• Record set:
=====
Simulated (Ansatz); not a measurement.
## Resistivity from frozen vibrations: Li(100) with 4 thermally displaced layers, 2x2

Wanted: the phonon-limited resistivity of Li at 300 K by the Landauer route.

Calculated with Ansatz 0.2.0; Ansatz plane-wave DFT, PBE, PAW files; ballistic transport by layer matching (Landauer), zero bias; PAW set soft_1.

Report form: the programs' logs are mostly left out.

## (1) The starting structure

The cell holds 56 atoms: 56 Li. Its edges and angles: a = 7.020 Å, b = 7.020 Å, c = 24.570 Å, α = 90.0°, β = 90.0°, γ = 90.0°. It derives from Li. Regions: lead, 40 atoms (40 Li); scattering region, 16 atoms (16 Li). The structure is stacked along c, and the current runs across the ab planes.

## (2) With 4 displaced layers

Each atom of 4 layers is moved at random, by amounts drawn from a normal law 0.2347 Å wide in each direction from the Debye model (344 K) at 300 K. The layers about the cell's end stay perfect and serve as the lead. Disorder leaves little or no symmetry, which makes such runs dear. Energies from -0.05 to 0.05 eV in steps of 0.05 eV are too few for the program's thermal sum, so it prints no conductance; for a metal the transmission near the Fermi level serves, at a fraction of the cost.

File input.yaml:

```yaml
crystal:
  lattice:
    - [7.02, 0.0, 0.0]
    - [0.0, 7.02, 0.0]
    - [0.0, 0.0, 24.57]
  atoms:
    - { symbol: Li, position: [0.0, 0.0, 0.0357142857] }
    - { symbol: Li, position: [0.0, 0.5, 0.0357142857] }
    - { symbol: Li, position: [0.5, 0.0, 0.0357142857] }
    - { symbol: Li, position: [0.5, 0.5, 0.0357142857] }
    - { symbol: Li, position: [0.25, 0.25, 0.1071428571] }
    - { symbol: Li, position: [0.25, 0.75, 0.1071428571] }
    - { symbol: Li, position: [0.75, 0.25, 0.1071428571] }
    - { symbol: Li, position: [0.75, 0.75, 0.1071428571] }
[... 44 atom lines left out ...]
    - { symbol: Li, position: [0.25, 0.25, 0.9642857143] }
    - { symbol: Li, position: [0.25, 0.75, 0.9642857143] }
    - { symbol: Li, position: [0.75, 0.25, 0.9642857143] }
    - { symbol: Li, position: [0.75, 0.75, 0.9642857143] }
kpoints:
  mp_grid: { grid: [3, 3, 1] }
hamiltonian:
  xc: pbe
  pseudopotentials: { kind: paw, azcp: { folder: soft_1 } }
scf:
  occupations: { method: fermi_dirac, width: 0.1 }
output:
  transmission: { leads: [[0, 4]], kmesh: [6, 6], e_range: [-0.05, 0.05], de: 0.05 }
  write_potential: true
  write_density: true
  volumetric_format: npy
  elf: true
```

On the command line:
=====

• Task item: For the material above, reproduce exactly the lines from the line with "Wanted: the phonon-limited" to the line with "Report form: the", inclusive, and exclude all others.

• Response area:
Wanted: the phonon-limited resistivity of Li at 300 K by the Landauer route.

Calculated with Ansatz 0.2.0; Ansatz plane-wave DFT, PBE, PAW files; ballistic transport by layer matching (Landauer), zero bias; PAW set soft_1.

Report form: the programs' logs are mostly left out.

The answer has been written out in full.